_Brief_: Exactly as written, restate the material below from its first line through the line containing "the labelled points.", and stop there.

_Material supplied_:
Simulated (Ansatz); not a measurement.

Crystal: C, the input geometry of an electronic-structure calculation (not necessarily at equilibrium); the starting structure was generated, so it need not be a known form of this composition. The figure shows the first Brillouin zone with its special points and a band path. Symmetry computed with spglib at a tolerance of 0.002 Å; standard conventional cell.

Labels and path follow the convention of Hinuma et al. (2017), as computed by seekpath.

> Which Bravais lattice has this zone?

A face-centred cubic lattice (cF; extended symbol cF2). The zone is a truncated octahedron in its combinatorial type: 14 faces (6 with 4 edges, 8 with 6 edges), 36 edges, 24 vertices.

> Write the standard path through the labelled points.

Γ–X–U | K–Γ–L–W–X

_Written solution_:
Simulated (Ansatz); not a measurement.

Crystal: C, the input geometry of an electronic-structure calculation (not necessarily at equilibrium); the starting structure was generated, so it need not be a known form of this composition. The figure shows the first Brillouin zone with its special points and a band path. Symmetry computed with spglib at a tolerance of 0.002 Å; standard conventional cell.

Labels and path follow the convention of Hinuma et al. (2017), as computed by seekpath.

> Which Bravais lattice has this zone?

A face-centred cubic lattice (cF; extended symbol cF2). The zone is a truncated octahedron in its combinatorial type: 14 faces (6 with 4 edges, 8 with 6 edges), 36 edges, 24 vertices.

> Write the standard path through the labelled points.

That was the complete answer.